### [Exercise]
Every line of the listing must be repeated exactly.

BEGIN

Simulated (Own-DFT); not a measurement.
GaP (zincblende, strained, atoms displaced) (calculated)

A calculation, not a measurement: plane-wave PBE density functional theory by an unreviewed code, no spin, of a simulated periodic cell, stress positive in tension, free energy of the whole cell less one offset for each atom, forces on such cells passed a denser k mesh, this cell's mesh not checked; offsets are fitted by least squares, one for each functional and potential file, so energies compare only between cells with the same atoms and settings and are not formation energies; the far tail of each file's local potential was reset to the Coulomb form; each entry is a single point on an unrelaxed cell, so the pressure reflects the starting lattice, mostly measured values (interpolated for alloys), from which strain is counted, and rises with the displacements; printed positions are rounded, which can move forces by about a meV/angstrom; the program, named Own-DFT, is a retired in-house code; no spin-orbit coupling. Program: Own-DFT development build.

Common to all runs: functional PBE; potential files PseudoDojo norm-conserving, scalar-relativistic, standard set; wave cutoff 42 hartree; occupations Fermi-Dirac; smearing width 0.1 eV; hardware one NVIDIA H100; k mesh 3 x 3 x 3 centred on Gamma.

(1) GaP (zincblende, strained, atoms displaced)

END

### [Response area]
Simulated (Own-DFT); not a measurement.
GaP (zincblende, strained, atoms displaced) (calculated)

A calculation, not a measurement: plane-wave PBE density functional theory by an unreviewed code, no spin, of a simulated periodic cell, stress positive in tension, free energy of the whole cell less one offset for each atom, forces on such cells passed a denser k mesh, this cell's mesh not checked; offsets are fitted by least squares, one for each functional and potential file, so energies compare only between cells with the same atoms and settings and are not formation energies; the far tail of each file's local potential was reset to the Coulomb form; each entry is a single point on an unrelaxed cell, so the pressure reflects the starting lattice, mostly measured values (interpolated for alloys), from which strain is counted, and rises with the displacements; printed positions are rounded, which can move forces by about a meV/angstrom; the program, named Own-DFT, is a retired in-house code; no spin-orbit coupling. Program: Own-DFT development build.

Common to all runs: functional PBE; potential files PseudoDojo norm-conserving, scalar-relativistic, standard set; wave cutoff 42 hartree; occupations Fermi-Dirac; smearing width 0.1 eV; hardware one NVIDIA H100; k mesh 3 x 3 x 3 centred on Gamma.

(1) GaP (zincblende, strained, atoms displaced)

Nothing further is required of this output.